◆ Dataset excerpts
= Beginning of Section =

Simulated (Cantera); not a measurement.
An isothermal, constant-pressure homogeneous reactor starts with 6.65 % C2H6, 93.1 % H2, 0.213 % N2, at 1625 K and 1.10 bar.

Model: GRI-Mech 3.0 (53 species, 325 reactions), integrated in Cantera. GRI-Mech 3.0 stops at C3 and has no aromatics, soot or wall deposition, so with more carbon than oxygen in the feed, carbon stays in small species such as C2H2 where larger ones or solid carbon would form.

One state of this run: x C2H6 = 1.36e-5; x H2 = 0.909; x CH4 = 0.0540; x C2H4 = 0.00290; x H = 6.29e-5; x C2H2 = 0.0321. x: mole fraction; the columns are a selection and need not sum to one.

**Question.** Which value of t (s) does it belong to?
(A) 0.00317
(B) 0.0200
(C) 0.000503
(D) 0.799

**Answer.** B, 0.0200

= End of Section =

All that is needed is the opening run of the data, given again exactly: please include every line from the first through the line with "An isothermal, constant-pressure", both ends kept.

◆ Written response
Simulated (Cantera); not a measurement.
An isothermal, constant-pressure homogeneous reactor starts with 6.65 % C2H6, 93.1 % H2, 0.213 % N2, at 1625 K and 1.10 bar.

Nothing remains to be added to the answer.